Look below for the lines from the one with "The valence electron" to the one with "Q: Which candidate gave the map?", and copy exactly those lines, both ends included.

Record set:
============================================================

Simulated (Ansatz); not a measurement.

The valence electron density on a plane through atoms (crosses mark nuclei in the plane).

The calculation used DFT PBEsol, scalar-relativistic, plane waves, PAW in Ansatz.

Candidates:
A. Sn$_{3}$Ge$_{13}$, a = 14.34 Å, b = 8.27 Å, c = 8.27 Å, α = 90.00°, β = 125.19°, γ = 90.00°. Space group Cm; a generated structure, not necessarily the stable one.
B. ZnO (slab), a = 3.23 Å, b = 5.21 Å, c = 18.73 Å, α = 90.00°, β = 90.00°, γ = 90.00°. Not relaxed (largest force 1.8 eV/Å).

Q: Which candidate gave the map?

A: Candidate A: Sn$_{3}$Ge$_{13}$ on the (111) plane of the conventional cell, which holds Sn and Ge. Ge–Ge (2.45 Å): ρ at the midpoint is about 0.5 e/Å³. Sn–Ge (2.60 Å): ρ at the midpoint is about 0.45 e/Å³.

============================================================

Response:
The valence electron density on a plane through atoms (crosses mark nuclei in the plane).

The calculation used DFT PBEsol, scalar-relativistic, plane waves, PAW in Ansatz.

Candidates:
A. Sn$_{3}$Ge$_{13}$, a = 14.34 Å, b = 8.27 Å, c = 8.27 Å, α = 90.00°, β = 125.19°, γ = 90.00°. Space group Cm; a generated structure, not necessarily the stable one.
B. ZnO (slab), a = 3.23 Å, b = 5.21 Å, c = 18.73 Å, α = 90.00°, β = 90.00°, γ = 90.00°. Not relaxed (largest force 1.8 eV/Å).

Q: Which candidate gave the map?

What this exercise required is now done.